**Required action:**
Quote, with no changes, the lines that run from the top of the material to the line with "Its results: pressure 11.0 GPa.", both included.

**Provided records:**
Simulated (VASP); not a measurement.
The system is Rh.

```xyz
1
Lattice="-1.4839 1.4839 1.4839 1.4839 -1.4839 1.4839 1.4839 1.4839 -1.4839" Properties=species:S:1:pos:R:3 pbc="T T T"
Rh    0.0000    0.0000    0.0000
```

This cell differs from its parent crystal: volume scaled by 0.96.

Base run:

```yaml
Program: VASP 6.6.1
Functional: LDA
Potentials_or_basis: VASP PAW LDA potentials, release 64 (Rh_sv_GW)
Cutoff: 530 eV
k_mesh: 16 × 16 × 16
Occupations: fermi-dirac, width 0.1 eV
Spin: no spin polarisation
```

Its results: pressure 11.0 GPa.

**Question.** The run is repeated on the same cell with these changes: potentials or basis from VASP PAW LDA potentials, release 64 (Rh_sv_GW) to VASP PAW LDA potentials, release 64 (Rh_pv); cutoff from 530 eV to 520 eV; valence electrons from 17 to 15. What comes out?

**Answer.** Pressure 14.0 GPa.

**Task response:**
Simulated (VASP); not a measurement.
The system is Rh.

```xyz
1
Lattice="-1.4839 1.4839 1.4839 1.4839 -1.4839 1.4839 1.4839 1.4839 -1.4839" Properties=species:S:1:pos:R:3 pbc="T T T"
Rh    0.0000    0.0000    0.0000
```

This cell differs from its parent crystal: volume scaled by 0.96.

Base run:

```yaml
Program: VASP 6.6.1
Functional: LDA
Potentials_or_basis: VASP PAW LDA potentials, release 64 (Rh_sv_GW)
Cutoff: 530 eV
k_mesh: 16 × 16 × 16
Occupations: fermi-dirac, width 0.1 eV
Spin: no spin polarisation
```

Its results: pressure 11.0 GPa.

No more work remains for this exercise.